==== Provided information
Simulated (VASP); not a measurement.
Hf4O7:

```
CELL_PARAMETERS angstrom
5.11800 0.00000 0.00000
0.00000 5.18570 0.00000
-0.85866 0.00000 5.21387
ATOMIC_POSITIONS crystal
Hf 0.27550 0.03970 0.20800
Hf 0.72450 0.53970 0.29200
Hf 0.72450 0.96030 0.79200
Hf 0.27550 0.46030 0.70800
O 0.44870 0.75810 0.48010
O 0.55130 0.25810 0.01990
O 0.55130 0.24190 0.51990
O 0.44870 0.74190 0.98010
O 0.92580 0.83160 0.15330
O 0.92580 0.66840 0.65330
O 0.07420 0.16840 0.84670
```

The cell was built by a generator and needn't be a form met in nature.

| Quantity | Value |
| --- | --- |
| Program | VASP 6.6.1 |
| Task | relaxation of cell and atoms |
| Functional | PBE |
========

Assignment>
The lines above starting at the one that contains "VASP 6.6.1 |" and ending at the one that contains "and atoms |" must be transcribed exactly, and no other lines may appear.

Written solution>
| Program | VASP 6.6.1 |
| Task | relaxation of cell and atoms |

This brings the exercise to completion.